----------

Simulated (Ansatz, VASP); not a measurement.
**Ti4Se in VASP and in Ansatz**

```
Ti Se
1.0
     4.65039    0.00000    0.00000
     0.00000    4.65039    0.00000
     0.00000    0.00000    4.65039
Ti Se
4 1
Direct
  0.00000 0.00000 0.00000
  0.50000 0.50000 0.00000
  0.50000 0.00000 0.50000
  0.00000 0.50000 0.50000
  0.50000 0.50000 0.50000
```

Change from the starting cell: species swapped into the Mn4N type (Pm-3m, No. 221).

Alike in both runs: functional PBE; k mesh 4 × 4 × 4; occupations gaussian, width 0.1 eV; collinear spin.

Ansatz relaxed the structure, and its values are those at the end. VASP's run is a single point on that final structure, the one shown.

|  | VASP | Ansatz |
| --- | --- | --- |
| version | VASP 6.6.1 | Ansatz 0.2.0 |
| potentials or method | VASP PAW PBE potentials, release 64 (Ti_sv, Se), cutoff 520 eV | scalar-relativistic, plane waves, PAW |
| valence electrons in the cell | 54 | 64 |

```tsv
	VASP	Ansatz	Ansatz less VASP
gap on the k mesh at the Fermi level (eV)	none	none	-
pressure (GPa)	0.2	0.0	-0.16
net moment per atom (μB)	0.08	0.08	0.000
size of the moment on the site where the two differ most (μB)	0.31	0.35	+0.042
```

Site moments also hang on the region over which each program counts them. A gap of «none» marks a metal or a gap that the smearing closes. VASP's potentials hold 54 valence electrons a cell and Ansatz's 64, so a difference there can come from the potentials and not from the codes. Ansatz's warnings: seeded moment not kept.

----------

• _WORK ORDER_: Retype the data. Keep every word as it stands.

• _EXERCISE RESULT_:
Simulated (Ansatz, VASP); not a measurement.
**Ti4Se in VASP and in Ansatz**

```
Ti Se
1.0
     4.65039    0.00000    0.00000
     0.00000    4.65039    0.00000
     0.00000    0.00000    4.65039
Ti Se
4 1
Direct
  0.00000 0.00000 0.00000
  0.50000 0.50000 0.00000
  0.50000 0.00000 0.50000
  0.00000 0.50000 0.50000
  0.50000 0.50000 0.50000
```

Change from the starting cell: species swapped into the Mn4N type (Pm-3m, No. 221).

Alike in both runs: functional PBE; k mesh 4 × 4 × 4; occupations gaussian, width 0.1 eV; collinear spin.

Ansatz relaxed the structure, and its values are those at the end. VASP's run is a single point on that final structure, the one shown.

|  | VASP | Ansatz |
| --- | --- | --- |
| version | VASP 6.6.1 | Ansatz 0.2.0 |
| potentials or method | VASP PAW PBE potentials, release 64 (Ti_sv, Se), cutoff 520 eV | scalar-relativistic, plane waves, PAW |
| valence electrons in the cell | 54 | 64 |

```tsv
	VASP	Ansatz	Ansatz less VASP
gap on the k mesh at the Fermi level (eV)	none	none	-
pressure (GPa)	0.2	0.0	-0.16
net moment per atom (μB)	0.08	0.08	0.000
size of the moment on the site where the two differ most (μB)	0.31	0.35	+0.042
```

Site moments also hang on the region over which each program counts them. A gap of «none» marks a metal or a gap that the smearing closes. VASP's potentials hold 54 valence electrons a cell and Ansatz's 64, so a difference there can come from the potentials and not from the codes. Ansatz's warnings: seeded moment not kept.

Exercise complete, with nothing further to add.